.....

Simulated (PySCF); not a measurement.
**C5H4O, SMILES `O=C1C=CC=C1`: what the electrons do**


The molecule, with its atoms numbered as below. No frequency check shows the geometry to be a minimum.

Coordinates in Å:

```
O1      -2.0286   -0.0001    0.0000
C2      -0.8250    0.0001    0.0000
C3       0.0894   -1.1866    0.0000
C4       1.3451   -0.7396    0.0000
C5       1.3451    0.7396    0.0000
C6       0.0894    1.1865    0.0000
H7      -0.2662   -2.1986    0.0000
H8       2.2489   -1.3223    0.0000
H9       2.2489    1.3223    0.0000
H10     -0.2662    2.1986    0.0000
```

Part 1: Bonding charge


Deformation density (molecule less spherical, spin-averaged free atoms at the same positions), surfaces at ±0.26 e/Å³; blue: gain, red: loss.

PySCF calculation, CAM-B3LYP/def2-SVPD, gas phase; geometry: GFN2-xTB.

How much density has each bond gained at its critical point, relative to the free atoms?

.....

Work instruction: Write the lines again exactly, from the first line of the material above to the line that includes "PySCF calculation, CAM-B3LYP/def2-SVPD, gas", both included. Leave out all the rest.

Answer section:
Simulated (PySCF); not a measurement.
**C5H4O, SMILES `O=C1C=CC=C1`: what the electrons do**


The molecule, with its atoms numbered as below. No frequency check shows the geometry to be a minimum.

Coordinates in Å:

```
O1      -2.0286   -0.0001    0.0000
C2      -0.8250    0.0001    0.0000
C3       0.0894   -1.1866    0.0000
C4       1.3451   -0.7396    0.0000
C5       1.3451    0.7396    0.0000
C6       0.0894    1.1865    0.0000
H7      -0.2662   -2.1986    0.0000
H8       2.2489   -1.3223    0.0000
H9       2.2489    1.3223    0.0000
H10     -0.2662    2.1986    0.0000
```

Part 1: Bonding charge


Deformation density (molecule less spherical, spin-averaged free atoms at the same positions), surfaces at ±0.26 e/Å³; blue: gain, red: loss.

PySCF calculation, CAM-B3LYP/def2-SVPD, gas phase; geometry: GFN2-xTB.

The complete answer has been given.